_ENTRIES SHOWN_
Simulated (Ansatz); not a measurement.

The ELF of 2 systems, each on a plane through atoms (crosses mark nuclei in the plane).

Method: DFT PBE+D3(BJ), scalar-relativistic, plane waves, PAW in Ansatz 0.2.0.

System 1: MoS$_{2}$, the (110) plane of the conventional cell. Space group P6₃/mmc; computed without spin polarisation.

_WORK TASK_
Copy the material above back out, exactly as written.

_TASK OUTPUT_
Simulated (Ansatz); not a measurement.

The ELF of 2 systems, each on a plane through atoms (crosses mark nuclei in the plane).

Method: DFT PBE+D3(BJ), scalar-relativistic, plane waves, PAW in Ansatz 0.2.0.

System 1: MoS$_{2}$, the (110) plane of the conventional cell. Space group P6₃/mmc; computed without spin polarisation.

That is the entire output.